(WORK ORDER)
Only a slice of the listing below is wanted. Retype the lines from the one containing "A: Energy over" through the one containing "Worked out: A", exactly, both ends included.

EXCERPTED RECORDS START
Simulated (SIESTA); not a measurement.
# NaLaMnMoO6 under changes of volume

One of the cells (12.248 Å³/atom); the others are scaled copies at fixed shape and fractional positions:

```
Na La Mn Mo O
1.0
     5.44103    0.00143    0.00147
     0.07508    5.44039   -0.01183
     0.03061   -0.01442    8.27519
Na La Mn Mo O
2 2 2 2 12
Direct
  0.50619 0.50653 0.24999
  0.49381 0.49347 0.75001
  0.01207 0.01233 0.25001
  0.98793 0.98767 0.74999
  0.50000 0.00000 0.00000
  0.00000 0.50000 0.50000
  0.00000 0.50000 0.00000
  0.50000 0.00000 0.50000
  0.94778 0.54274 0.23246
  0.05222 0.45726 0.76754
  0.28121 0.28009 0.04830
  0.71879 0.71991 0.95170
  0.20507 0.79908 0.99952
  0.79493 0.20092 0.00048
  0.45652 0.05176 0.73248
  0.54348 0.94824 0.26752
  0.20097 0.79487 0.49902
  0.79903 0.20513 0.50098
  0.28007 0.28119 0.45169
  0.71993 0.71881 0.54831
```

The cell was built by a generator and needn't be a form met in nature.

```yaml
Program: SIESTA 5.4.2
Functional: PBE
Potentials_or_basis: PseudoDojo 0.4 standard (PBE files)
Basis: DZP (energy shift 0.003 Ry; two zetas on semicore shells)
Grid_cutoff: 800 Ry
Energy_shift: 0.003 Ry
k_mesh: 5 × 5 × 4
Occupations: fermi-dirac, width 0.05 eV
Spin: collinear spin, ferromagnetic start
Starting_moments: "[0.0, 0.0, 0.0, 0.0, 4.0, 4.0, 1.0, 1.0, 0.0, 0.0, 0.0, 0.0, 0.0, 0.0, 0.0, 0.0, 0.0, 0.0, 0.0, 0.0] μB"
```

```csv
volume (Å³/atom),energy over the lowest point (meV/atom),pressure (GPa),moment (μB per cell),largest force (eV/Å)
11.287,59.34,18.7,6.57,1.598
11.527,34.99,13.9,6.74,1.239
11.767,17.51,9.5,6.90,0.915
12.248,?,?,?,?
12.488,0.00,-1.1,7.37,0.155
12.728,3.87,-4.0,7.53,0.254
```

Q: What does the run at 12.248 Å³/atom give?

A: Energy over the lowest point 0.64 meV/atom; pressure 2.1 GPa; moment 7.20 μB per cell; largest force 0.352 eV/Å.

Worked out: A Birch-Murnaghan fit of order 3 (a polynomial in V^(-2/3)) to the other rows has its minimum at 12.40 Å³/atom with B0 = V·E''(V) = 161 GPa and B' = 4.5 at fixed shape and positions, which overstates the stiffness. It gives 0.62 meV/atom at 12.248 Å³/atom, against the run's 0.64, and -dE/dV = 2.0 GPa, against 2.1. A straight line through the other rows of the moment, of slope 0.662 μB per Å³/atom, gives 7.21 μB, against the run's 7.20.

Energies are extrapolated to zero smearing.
EXCERPTED RECORDS END

(EXERCISE RESPONSE)
A: Energy over the lowest point 0.64 meV/atom; pressure 2.1 GPa; moment 7.20 μB per cell; largest force 0.352 eV/Å.

Worked out: A Birch-Murnaghan fit of order 3 (a polynomial in V^(-2/3)) to the other rows has its minimum at 12.40 Å³/atom with B0 = V·E''(V) = 161 GPa and B' = 4.5 at fixed shape and positions, which overstates the stiffness. It gives 0.62 meV/atom at 12.248 Å³/atom, against the run's 0.64, and -dE/dV = 2.0 GPa, against 2.1. A straight line through the other rows of the moment, of slope 0.662 μB per Å³/atom, gives 7.21 μB, against the run's 7.20.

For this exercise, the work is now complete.